↓↓↓

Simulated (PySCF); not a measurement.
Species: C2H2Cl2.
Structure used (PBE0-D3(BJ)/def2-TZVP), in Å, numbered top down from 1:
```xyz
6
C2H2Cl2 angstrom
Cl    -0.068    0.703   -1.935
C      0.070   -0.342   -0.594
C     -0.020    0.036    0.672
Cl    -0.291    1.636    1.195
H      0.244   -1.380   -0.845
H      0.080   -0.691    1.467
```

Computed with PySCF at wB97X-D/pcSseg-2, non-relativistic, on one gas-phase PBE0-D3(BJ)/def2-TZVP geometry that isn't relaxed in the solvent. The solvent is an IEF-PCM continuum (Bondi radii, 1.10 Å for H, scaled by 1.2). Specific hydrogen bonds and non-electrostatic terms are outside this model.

↑↑↑

Assignment:
Copy every record verbatim.

Your response:
Simulated (PySCF); not a measurement.
Species: C2H2Cl2.
Structure used (PBE0-D3(BJ)/def2-TZVP), in Å, numbered top down from 1:
```xyz
6
C2H2Cl2 angstrom
Cl    -0.068    0.703   -1.935
C      0.070   -0.342   -0.594
C     -0.020    0.036    0.672
Cl    -0.291    1.636    1.195
H      0.244   -1.380   -0.845
H      0.080   -0.691    1.467
```

Computed with PySCF at wB97X-D/pcSseg-2, non-relativistic, on one gas-phase PBE0-D3(BJ)/def2-TZVP geometry that isn't relaxed in the solvent. The solvent is an IEF-PCM continuum (Bondi radii, 1.10 Å for H, scaled by 1.2). Specific hydrogen bonds and non-electrostatic terms are outside this model.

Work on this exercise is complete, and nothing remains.